DATA PROVIDED
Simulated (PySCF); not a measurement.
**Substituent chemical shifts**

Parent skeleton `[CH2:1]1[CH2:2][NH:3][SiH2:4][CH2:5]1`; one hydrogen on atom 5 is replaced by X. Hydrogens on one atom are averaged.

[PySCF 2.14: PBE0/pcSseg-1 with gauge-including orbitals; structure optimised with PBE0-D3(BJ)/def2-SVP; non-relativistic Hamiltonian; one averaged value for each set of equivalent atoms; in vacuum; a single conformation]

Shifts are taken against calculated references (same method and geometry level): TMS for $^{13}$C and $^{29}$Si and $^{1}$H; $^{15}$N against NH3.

WORK TASK
Whatever the entries say, repeat all of them exactly.

TASK RESULT
Simulated (PySCF); not a measurement.
**Substituent chemical shifts**

Parent skeleton `[CH2:1]1[CH2:2][NH:3][SiH2:4][CH2:5]1`; one hydrogen on atom 5 is replaced by X. Hydrogens on one atom are averaged.

[PySCF 2.14: PBE0/pcSseg-1 with gauge-including orbitals; structure optimised with PBE0-D3(BJ)/def2-SVP; non-relativistic Hamiltonian; one averaged value for each set of equivalent atoms; in vacuum; a single conformation]

Shifts are taken against calculated references (same method and geometry level): TMS for $^{13}$C and $^{29}$Si and $^{1}$H; $^{15}$N against NH3.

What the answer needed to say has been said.